• Input data
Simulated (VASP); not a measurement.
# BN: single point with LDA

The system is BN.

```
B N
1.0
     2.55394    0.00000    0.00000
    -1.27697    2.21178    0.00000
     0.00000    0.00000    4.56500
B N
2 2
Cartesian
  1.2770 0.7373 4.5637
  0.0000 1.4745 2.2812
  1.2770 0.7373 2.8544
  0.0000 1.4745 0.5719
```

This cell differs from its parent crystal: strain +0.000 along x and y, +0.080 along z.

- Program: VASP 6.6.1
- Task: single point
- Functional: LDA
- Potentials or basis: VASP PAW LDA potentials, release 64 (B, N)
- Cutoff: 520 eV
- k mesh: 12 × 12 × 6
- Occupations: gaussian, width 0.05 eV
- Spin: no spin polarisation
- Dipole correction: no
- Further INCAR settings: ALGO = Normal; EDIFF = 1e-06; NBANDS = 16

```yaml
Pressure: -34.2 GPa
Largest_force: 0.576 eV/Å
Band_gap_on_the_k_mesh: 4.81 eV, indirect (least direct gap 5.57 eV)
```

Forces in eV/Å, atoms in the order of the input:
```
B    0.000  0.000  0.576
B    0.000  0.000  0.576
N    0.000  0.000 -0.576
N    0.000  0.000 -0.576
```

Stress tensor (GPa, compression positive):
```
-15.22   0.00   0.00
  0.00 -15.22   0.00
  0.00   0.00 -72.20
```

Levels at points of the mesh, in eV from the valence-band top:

• Work task
Reproduce all of the entries word for word.

• Response
Simulated (VASP); not a measurement.
# BN: single point with LDA

The system is BN.

```
B N
1.0
     2.55394    0.00000    0.00000
    -1.27697    2.21178    0.00000
     0.00000    0.00000    4.56500
B N
2 2
Cartesian
  1.2770 0.7373 4.5637
  0.0000 1.4745 2.2812
  1.2770 0.7373 2.8544
  0.0000 1.4745 0.5719
```

This cell differs from its parent crystal: strain +0.000 along x and y, +0.080 along z.

- Program: VASP 6.6.1
- Task: single point
- Functional: LDA
- Potentials or basis: VASP PAW LDA potentials, release 64 (B, N)
- Cutoff: 520 eV
- k mesh: 12 × 12 × 6
- Occupations: gaussian, width 0.05 eV
- Spin: no spin polarisation
- Dipole correction: no
- Further INCAR settings: ALGO = Normal; EDIFF = 1e-06; NBANDS = 16

```yaml
Pressure: -34.2 GPa
Largest_force: 0.576 eV/Å
Band_gap_on_the_k_mesh: 4.81 eV, indirect (least direct gap 5.57 eV)
```

Forces in eV/Å, atoms in the order of the input:
```
B    0.000  0.000  0.576
B    0.000  0.000  0.576
N    0.000  0.000 -0.576
N    0.000  0.000 -0.576
```

Stress tensor (GPa, compression positive):
```
-15.22   0.00   0.00
  0.00 -15.22   0.00
  0.00   0.00 -72.20
```

Levels at points of the mesh, in eV from the valence-band top:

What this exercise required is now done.